· · · · · · ·
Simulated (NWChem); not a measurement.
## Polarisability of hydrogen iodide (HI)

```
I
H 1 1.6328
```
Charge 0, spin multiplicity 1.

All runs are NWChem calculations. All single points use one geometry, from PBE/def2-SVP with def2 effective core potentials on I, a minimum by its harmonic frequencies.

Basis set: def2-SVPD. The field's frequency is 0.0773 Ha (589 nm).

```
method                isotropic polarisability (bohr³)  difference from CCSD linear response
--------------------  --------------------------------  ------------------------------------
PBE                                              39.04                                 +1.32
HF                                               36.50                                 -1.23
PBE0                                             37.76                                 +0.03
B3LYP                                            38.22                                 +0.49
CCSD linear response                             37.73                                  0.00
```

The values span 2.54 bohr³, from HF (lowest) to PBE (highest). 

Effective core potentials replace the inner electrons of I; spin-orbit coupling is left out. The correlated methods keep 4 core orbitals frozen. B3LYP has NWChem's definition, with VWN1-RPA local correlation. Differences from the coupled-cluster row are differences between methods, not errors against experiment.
· · · · · · ·

## ACTION ITEM
Quote exactly the lines running from the start of the listing above through the line where "The values span" is found, and output no other lines.

## TASK OUTPUT
Simulated (NWChem); not a measurement.
## Polarisability of hydrogen iodide (HI)

```
I
H 1 1.6328
```
Charge 0, spin multiplicity 1.

All runs are NWChem calculations. All single points use one geometry, from PBE/def2-SVP with def2 effective core potentials on I, a minimum by its harmonic frequencies.

Basis set: def2-SVPD. The field's frequency is 0.0773 Ha (589 nm).

```
method                isotropic polarisability (bohr³)  difference from CCSD linear response
--------------------  --------------------------------  ------------------------------------
PBE                                              39.04                                 +1.32
HF                                               36.50                                 -1.23
PBE0                                             37.76                                 +0.03
B3LYP                                            38.22                                 +0.49
CCSD linear response                             37.73                                  0.00
```

The values span 2.54 bohr³, from HF (lowest) to PBE (highest). 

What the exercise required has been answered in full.